BRIEF →
Below are some records; quote exactly the lines from the one that contains "Q: Work out the electron" through the one that contains "These are thermodynamic", inclusive, and no others.

EXCERPTED DATA →
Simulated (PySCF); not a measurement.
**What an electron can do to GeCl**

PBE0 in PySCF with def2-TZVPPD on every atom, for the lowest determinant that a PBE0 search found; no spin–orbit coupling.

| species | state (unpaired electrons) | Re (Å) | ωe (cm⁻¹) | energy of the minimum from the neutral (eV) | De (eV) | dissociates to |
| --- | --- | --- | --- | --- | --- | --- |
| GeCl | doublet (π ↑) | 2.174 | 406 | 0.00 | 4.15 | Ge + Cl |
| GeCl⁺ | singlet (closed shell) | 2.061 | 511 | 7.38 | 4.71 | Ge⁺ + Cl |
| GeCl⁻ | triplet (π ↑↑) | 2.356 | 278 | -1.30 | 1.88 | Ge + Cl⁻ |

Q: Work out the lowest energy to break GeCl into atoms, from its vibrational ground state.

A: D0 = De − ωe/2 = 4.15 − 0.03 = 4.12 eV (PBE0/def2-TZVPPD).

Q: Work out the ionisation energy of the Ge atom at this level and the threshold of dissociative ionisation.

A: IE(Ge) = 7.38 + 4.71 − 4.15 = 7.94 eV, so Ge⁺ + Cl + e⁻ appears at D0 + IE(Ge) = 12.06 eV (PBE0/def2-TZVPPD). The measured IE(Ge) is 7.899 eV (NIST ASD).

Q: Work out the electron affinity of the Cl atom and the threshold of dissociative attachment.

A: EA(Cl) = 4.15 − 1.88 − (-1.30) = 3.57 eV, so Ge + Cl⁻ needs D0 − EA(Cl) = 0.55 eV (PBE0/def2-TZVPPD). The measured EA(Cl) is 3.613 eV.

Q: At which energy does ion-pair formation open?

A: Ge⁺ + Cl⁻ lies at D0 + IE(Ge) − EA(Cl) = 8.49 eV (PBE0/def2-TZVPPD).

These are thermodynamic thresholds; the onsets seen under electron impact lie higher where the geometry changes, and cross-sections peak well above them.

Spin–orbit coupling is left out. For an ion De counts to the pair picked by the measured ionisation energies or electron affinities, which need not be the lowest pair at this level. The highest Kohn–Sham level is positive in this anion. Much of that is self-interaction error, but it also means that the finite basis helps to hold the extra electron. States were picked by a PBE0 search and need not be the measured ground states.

RESPONSE BOX →
Q: Work out the electron affinity of the Cl atom and the threshold of dissociative attachment.

A: EA(Cl) = 4.15 − 1.88 − (-1.30) = 3.57 eV, so Ge + Cl⁻ needs D0 − EA(Cl) = 0.55 eV (PBE0/def2-TZVPPD). The measured EA(Cl) is 3.613 eV.

Q: At which energy does ion-pair formation open?

A: Ge⁺ + Cl⁻ lies at D0 + IE(Ge) − EA(Cl) = 8.49 eV (PBE0/def2-TZVPPD).

These are thermodynamic thresholds; the onsets seen under electron impact lie higher where the geometry changes, and cross-sections peak well above them.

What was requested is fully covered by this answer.